## Stored data
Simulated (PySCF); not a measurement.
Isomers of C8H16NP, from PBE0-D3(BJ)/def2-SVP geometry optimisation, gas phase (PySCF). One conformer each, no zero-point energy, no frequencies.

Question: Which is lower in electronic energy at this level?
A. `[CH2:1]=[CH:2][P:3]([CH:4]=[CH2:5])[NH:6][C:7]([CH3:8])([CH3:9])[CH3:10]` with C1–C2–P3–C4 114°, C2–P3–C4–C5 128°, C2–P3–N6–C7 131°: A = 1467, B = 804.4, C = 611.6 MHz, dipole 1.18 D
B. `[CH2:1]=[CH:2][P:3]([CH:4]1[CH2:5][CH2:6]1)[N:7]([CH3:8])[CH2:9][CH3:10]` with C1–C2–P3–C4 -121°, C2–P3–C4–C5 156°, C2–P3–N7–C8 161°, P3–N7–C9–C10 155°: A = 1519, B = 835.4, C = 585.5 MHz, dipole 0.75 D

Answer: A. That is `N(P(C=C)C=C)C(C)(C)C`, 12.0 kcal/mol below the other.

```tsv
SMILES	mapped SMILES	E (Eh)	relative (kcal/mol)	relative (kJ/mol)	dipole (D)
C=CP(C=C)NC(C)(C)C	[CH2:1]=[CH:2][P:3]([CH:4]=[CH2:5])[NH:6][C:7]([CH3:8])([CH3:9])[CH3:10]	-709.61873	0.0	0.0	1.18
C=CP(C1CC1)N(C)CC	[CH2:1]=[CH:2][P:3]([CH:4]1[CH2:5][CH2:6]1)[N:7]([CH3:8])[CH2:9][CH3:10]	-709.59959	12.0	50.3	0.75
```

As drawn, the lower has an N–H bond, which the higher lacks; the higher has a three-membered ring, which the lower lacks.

## Requirement
Return the lines above precisely as they appear, beginning at the first line and ending at the line with "dipole 1.18 D", and nothing after it.

## Answer area
Simulated (PySCF); not a measurement.
Isomers of C8H16NP, from PBE0-D3(BJ)/def2-SVP geometry optimisation, gas phase (PySCF). One conformer each, no zero-point energy, no frequencies.

Question: Which is lower in electronic energy at this level?
A. `[CH2:1]=[CH:2][P:3]([CH:4]=[CH2:5])[NH:6][C:7]([CH3:8])([CH3:9])[CH3:10]` with C1–C2–P3–C4 114°, C2–P3–C4–C5 128°, C2–P3–N6–C7 131°: A = 1467, B = 804.4, C = 611.6 MHz, dipole 1.18 D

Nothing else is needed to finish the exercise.